> _Dataset extract_:
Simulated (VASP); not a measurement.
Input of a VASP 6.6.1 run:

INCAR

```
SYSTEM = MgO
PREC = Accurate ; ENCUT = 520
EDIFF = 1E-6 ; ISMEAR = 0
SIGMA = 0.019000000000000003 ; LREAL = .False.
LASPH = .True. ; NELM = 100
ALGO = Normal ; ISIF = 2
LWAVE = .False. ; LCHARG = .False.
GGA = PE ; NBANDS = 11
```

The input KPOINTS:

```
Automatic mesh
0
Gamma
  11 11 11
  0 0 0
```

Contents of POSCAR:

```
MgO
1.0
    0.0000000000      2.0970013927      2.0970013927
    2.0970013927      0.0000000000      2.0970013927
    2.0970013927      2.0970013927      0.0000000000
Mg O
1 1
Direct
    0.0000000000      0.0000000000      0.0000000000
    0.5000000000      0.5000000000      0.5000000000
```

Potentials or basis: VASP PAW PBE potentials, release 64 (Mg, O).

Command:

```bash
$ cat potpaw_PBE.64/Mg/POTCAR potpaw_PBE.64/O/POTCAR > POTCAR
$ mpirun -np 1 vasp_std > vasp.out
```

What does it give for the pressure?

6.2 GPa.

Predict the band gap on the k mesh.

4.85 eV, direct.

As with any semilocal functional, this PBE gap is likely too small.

> _Action item_: In the records above, find the line containing "4.85 eV, direct." and restate word for word every line from the first through that one.

> _Solution_:
Simulated (VASP); not a measurement.
Input of a VASP 6.6.1 run:

INCAR

```
SYSTEM = MgO
PREC = Accurate ; ENCUT = 520
EDIFF = 1E-6 ; ISMEAR = 0
SIGMA = 0.019000000000000003 ; LREAL = .False.
LASPH = .True. ; NELM = 100
ALGO = Normal ; ISIF = 2
LWAVE = .False. ; LCHARG = .False.
GGA = PE ; NBANDS = 11
```

The input KPOINTS:

```
Automatic mesh
0
Gamma
  11 11 11
  0 0 0
```

Contents of POSCAR:

```
MgO
1.0
    0.0000000000      2.0970013927      2.0970013927
    2.0970013927      0.0000000000      2.0970013927
    2.0970013927      2.0970013927      0.0000000000
Mg O
1 1
Direct
    0.0000000000      0.0000000000      0.0000000000
    0.5000000000      0.5000000000      0.5000000000
```

Potentials or basis: VASP PAW PBE potentials, release 64 (Mg, O).

Command:

```bash
$ cat potpaw_PBE.64/Mg/POTCAR potpaw_PBE.64/O/POTCAR > POTCAR
$ mpirun -np 1 vasp_std > vasp.out
```

What does it give for the pressure?

6.2 GPa.

Predict the band gap on the k mesh.

4.85 eV, direct.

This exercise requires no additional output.